--- --- ---

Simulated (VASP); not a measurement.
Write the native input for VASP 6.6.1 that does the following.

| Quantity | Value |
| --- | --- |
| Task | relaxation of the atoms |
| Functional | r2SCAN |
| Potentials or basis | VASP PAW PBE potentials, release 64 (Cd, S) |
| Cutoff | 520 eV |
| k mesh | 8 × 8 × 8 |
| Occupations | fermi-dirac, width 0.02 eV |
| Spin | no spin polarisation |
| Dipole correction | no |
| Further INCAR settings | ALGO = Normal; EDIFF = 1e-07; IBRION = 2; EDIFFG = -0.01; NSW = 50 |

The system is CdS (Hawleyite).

--- --- ---

(Work order) Print all the records exactly as written.

(Exercise response)
Simulated (VASP); not a measurement.
Write the native input for VASP 6.6.1 that does the following.

| Quantity | Value |
| --- | --- |
| Task | relaxation of the atoms |
| Functional | r2SCAN |
| Potentials or basis | VASP PAW PBE potentials, release 64 (Cd, S) |
| Cutoff | 520 eV |
| k mesh | 8 × 8 × 8 |
| Occupations | fermi-dirac, width 0.02 eV |
| Spin | no spin polarisation |
| Dipole correction | no |
| Further INCAR settings | ALGO = Normal; EDIFF = 1e-07; IBRION = 2; EDIFFG = -0.01; NSW = 50 |

The system is CdS (Hawleyite).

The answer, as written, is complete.